[Information provided — start]

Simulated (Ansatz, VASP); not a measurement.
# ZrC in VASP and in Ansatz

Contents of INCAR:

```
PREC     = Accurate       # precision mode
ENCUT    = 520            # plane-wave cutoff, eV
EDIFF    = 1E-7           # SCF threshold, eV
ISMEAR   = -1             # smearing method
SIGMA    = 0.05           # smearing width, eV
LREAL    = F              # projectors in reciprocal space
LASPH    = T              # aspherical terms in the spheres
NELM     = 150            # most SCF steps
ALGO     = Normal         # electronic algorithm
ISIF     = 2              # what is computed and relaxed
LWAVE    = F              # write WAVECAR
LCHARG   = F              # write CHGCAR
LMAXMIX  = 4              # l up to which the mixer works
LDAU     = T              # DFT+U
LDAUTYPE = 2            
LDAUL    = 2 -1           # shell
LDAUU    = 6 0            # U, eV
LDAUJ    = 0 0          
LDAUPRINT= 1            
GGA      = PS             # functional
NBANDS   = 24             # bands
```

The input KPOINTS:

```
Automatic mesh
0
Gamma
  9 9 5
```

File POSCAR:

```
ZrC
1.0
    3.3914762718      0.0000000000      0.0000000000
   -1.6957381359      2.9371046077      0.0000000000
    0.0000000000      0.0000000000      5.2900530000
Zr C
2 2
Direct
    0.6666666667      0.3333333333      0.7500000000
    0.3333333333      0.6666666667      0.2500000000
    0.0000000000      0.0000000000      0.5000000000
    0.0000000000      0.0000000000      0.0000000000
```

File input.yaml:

[Information provided — finish]

--- Work order ---
Once you have read the entries, repeat them all exactly.

--- Response box ---
Simulated (Ansatz, VASP); not a measurement.
# ZrC in VASP and in Ansatz

Contents of INCAR:

```
PREC     = Accurate       # precision mode
ENCUT    = 520            # plane-wave cutoff, eV
EDIFF    = 1E-7           # SCF threshold, eV
ISMEAR   = -1             # smearing method
SIGMA    = 0.05           # smearing width, eV
LREAL    = F              # projectors in reciprocal space
LASPH    = T              # aspherical terms in the spheres
NELM     = 150            # most SCF steps
ALGO     = Normal         # electronic algorithm
ISIF     = 2              # what is computed and relaxed
LWAVE    = F              # write WAVECAR
LCHARG   = F              # write CHGCAR
LMAXMIX  = 4              # l up to which the mixer works
LDAU     = T              # DFT+U
LDAUTYPE = 2            
LDAUL    = 2 -1           # shell
LDAUU    = 6 0            # U, eV
LDAUJ    = 0 0          
LDAUPRINT= 1            
GGA      = PS             # functional
NBANDS   = 24             # bands
```

The input KPOINTS:

```
Automatic mesh
0
Gamma
  9 9 5
```

File POSCAR:

```
ZrC
1.0
    3.3914762718      0.0000000000      0.0000000000
   -1.6957381359      2.9371046077      0.0000000000
    0.0000000000      0.0000000000      5.2900530000
Zr C
2 2
Direct
    0.6666666667      0.3333333333      0.7500000000
    0.3333333333      0.6666666667      0.2500000000
    0.0000000000      0.0000000000      0.5000000000
    0.0000000000      0.0000000000      0.0000000000
```

File input.yaml:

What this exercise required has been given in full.